▶ [SUPPLIED INFORMATION]:
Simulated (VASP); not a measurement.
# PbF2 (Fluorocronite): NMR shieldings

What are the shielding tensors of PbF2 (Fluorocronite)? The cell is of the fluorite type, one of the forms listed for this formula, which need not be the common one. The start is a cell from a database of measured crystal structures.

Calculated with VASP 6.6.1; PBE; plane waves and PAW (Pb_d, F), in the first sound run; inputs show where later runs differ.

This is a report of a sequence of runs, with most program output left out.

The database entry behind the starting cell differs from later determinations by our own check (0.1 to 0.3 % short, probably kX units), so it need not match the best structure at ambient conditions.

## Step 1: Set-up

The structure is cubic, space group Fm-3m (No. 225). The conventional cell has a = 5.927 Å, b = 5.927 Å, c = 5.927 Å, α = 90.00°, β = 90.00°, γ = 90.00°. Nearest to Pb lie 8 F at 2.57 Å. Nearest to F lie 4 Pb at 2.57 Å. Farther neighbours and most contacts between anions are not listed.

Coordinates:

▶ [WORK TASK]:
Print, exactly as written, each record in the listing above.

▶ [ANSWER SECTION]:
Simulated (VASP); not a measurement.
# PbF2 (Fluorocronite): NMR shieldings

What are the shielding tensors of PbF2 (Fluorocronite)? The cell is of the fluorite type, one of the forms listed for this formula, which need not be the common one. The start is a cell from a database of measured crystal structures.

Calculated with VASP 6.6.1; PBE; plane waves and PAW (Pb_d, F), in the first sound run; inputs show where later runs differ.

This is a report of a sequence of runs, with most program output left out.

The database entry behind the starting cell differs from later determinations by our own check (0.1 to 0.3 % short, probably kX units), so it need not match the best structure at ambient conditions.

## Step 1: Set-up

The structure is cubic, space group Fm-3m (No. 225). The conventional cell has a = 5.927 Å, b = 5.927 Å, c = 5.927 Å, α = 90.00°, β = 90.00°, γ = 90.00°. Nearest to Pb lie 8 F at 2.57 Å. Nearest to F lie 4 Pb at 2.57 Å. Farther neighbours and most contacts between anions are not listed.

Coordinates:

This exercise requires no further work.